All lines up to and including the one that contains "C3H5NO can be" are to be transcribed exactly, starting from the first line of the records.

━━━ Data provided
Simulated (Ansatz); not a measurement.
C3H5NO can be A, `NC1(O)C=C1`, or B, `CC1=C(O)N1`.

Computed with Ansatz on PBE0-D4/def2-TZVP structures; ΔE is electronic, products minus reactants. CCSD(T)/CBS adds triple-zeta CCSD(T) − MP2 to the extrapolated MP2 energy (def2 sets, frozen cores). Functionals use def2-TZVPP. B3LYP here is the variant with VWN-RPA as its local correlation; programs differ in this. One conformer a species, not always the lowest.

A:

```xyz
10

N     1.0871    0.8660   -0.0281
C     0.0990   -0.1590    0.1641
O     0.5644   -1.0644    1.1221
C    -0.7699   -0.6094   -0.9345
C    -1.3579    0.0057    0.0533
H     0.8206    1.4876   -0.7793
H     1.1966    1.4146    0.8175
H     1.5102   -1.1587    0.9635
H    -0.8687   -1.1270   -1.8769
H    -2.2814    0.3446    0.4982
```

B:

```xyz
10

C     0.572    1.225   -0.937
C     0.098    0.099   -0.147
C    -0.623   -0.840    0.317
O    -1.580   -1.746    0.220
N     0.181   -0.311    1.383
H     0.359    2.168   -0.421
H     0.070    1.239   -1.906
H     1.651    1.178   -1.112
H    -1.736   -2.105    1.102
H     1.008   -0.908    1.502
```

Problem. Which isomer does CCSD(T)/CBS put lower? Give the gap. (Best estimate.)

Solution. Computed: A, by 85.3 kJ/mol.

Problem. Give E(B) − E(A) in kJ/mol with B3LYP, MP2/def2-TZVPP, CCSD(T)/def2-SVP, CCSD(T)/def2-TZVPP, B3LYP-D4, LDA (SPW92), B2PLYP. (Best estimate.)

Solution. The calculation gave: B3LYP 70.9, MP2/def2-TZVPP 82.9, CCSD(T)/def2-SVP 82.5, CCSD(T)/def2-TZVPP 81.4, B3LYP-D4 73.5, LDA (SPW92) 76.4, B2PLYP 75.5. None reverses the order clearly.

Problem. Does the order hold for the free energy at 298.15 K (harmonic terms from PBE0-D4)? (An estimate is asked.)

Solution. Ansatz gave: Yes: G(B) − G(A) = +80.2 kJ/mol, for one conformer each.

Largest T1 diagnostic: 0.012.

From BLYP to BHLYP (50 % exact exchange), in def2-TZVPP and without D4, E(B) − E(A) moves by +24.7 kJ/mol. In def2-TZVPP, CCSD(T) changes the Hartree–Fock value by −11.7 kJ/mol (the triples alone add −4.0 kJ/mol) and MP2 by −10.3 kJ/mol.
━━━━━━

Response area:
Simulated (Ansatz); not a measurement.
C3H5NO can be A, `NC1(O)C=C1`, or B, `CC1=C(O)N1`.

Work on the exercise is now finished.